RECORDED INFORMATION section start
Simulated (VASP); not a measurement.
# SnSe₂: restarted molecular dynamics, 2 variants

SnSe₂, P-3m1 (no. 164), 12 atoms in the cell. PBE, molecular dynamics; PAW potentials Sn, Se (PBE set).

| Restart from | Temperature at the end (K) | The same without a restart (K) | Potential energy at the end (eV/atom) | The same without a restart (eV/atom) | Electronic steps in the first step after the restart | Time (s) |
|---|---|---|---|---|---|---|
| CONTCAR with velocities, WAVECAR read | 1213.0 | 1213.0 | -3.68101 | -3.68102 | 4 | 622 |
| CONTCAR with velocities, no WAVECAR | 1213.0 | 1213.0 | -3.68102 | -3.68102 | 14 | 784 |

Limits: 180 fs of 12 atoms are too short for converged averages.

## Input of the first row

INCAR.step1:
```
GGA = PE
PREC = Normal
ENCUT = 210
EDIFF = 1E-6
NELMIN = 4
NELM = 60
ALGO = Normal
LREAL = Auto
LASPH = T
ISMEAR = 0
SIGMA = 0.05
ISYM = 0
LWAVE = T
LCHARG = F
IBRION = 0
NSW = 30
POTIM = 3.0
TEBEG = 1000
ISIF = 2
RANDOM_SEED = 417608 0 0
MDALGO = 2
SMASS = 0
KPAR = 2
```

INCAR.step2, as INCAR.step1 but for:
RECORDED INFORMATION section end

» **ACTION ITEM**:
Each line from the top of the material above through the line with "Limits: 180 fs" must be echoed exactly, and no other line.

» **REPLY**:
Simulated (VASP); not a measurement.
# SnSe₂: restarted molecular dynamics, 2 variants

SnSe₂, P-3m1 (no. 164), 12 atoms in the cell. PBE, molecular dynamics; PAW potentials Sn, Se (PBE set).

| Restart from | Temperature at the end (K) | The same without a restart (K) | Potential energy at the end (eV/atom) | The same without a restart (eV/atom) | Electronic steps in the first step after the restart | Time (s) |
|---|---|---|---|---|---|---|
| CONTCAR with velocities, WAVECAR read | 1213.0 | 1213.0 | -3.68101 | -3.68102 | 4 | 622 |
| CONTCAR with velocities, no WAVECAR | 1213.0 | 1213.0 | -3.68102 | -3.68102 | 14 | 784 |

Limits: 180 fs of 12 atoms are too short for converged averages.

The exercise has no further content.